[[ RECORD EXTRACTS open ]]

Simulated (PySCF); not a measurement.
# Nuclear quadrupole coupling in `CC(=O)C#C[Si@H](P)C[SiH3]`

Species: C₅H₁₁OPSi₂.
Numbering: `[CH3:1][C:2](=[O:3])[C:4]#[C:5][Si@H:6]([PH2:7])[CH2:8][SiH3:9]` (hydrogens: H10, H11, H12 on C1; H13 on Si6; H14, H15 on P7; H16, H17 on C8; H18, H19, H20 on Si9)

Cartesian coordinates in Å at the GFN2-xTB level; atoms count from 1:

[[ RECORD EXTRACTS closed ]]

ACTION ITEM —
All of the records above are to be copied exactly.

PROBLEM SOLUTION —
Simulated (PySCF); not a measurement.
# Nuclear quadrupole coupling in `CC(=O)C#C[Si@H](P)C[SiH3]`

Species: C₅H₁₁OPSi₂.
Numbering: `[CH3:1][C:2](=[O:3])[C:4]#[C:5][Si@H:6]([PH2:7])[CH2:8][SiH3:9]` (hydrogens: H10, H11, H12 on C1; H13 on Si6; H14, H15 on P7; H16, H17 on C8; H18, H19, H20 on Si9)

Cartesian coordinates in Å at the GFN2-xTB level; atoms count from 1:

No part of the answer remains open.